# Dataset excerpts
*****
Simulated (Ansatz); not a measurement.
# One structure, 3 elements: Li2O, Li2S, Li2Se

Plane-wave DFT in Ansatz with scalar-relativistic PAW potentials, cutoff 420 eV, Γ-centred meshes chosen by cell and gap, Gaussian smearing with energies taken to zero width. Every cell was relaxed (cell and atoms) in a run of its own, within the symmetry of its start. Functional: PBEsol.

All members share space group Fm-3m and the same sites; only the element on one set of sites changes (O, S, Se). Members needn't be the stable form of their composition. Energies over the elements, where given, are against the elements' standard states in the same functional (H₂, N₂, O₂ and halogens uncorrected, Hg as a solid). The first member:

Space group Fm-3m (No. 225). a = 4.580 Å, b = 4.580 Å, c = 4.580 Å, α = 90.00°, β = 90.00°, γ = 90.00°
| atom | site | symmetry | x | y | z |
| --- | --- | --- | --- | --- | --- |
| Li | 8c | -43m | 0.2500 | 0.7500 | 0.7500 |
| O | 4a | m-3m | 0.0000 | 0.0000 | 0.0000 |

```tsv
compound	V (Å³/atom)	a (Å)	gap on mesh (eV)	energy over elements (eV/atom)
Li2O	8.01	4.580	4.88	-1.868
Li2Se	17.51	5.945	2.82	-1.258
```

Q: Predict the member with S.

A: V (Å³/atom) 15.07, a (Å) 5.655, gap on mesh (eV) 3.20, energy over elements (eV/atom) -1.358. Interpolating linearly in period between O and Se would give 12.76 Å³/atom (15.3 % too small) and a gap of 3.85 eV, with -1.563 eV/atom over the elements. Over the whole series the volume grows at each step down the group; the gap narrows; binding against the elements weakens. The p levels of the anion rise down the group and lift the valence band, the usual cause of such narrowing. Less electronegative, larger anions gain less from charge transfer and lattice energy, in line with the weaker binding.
*****

# Assignment
Taking the entries above, write out exactly the lines starting with the line containing "symmetry | x | y | z |" and going on through the line containing "Q: Predict the member with S.", both included, and nothing else.

# Task solution
| atom | site | symmetry | x | y | z |
| --- | --- | --- | --- | --- | --- |
| Li | 8c | -43m | 0.2500 | 0.7500 | 0.7500 |
| O | 4a | m-3m | 0.0000 | 0.0000 | 0.0000 |

```tsv
compound	V (Å³/atom)	a (Å)	gap on mesh (eV)	energy over elements (eV/atom)
Li2O	8.01	4.580	4.88	-1.868
Li2Se	17.51	5.945	2.82	-1.258
```

Q: Predict the member with S.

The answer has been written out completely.